### Extracted entries
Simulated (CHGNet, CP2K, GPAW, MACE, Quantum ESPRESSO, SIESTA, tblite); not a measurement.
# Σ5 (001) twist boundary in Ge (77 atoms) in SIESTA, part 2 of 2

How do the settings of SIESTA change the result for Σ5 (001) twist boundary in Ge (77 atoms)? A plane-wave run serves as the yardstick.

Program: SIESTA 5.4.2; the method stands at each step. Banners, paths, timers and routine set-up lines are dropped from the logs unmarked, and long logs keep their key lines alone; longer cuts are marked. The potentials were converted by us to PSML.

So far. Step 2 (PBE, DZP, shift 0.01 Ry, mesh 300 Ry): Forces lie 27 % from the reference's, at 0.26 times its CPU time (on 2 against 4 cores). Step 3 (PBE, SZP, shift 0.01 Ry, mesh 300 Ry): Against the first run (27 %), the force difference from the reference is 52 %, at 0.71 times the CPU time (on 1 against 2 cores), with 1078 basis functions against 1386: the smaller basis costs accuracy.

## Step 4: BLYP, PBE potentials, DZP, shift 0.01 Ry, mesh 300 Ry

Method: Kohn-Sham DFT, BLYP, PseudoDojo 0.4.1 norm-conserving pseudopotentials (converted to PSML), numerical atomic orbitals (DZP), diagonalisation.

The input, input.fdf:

### Required action
Please retype the top of the data exactly, down to and including the line that holds "# Σ5 (001) twist", and nothing further.

### Response
Simulated (CHGNet, CP2K, GPAW, MACE, Quantum ESPRESSO, SIESTA, tblite); not a measurement.
# Σ5 (001) twist boundary in Ge (77 atoms) in SIESTA, part 2 of 2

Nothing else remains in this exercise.